▶ TASK ITEM
Return each record shown beneath, word for word.

-.-.-
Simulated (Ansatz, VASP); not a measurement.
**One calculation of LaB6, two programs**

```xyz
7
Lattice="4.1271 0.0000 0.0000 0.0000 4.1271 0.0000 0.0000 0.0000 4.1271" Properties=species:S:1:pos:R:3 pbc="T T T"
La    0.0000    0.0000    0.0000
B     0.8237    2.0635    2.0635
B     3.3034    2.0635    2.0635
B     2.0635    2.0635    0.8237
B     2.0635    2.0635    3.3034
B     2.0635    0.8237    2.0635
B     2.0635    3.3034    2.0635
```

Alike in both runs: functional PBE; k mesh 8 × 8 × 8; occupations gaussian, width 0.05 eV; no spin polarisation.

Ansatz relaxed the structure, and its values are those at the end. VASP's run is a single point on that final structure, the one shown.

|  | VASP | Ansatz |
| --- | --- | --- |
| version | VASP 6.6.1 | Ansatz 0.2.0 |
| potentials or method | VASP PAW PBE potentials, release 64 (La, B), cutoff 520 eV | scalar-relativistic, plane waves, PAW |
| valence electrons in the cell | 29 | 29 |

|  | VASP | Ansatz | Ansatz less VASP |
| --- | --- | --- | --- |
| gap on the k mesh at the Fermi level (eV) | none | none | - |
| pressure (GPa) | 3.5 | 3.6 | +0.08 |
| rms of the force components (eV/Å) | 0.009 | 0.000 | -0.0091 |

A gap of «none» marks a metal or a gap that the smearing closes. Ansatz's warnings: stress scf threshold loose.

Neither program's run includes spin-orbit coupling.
-.-.-

▶ SOLUTION
Simulated (Ansatz, VASP); not a measurement.
**One calculation of LaB6, two programs**

```xyz
7
Lattice="4.1271 0.0000 0.0000 0.0000 4.1271 0.0000 0.0000 0.0000 4.1271" Properties=species:S:1:pos:R:3 pbc="T T T"
La    0.0000    0.0000    0.0000
B     0.8237    2.0635    2.0635
B     3.3034    2.0635    2.0635
B     2.0635    2.0635    0.8237
B     2.0635    2.0635    3.3034
B     2.0635    0.8237    2.0635
B     2.0635    3.3034    2.0635
```

Alike in both runs: functional PBE; k mesh 8 × 8 × 8; occupations gaussian, width 0.05 eV; no spin polarisation.

Ansatz relaxed the structure, and its values are those at the end. VASP's run is a single point on that final structure, the one shown.

|  | VASP | Ansatz |
| --- | --- | --- |
| version | VASP 6.6.1 | Ansatz 0.2.0 |
| potentials or method | VASP PAW PBE potentials, release 64 (La, B), cutoff 520 eV | scalar-relativistic, plane waves, PAW |
| valence electrons in the cell | 29 | 29 |

|  | VASP | Ansatz | Ansatz less VASP |
| --- | --- | --- | --- |
| gap on the k mesh at the Fermi level (eV) | none | none | - |
| pressure (GPa) | 3.5 | 3.6 | +0.08 |
| rms of the force components (eV/Å) | 0.009 | 0.000 | -0.0091 |

A gap of «none» marks a metal or a gap that the smearing closes. Ansatz's warnings: stress scf threshold loose.

Neither program's run includes spin-orbit coupling.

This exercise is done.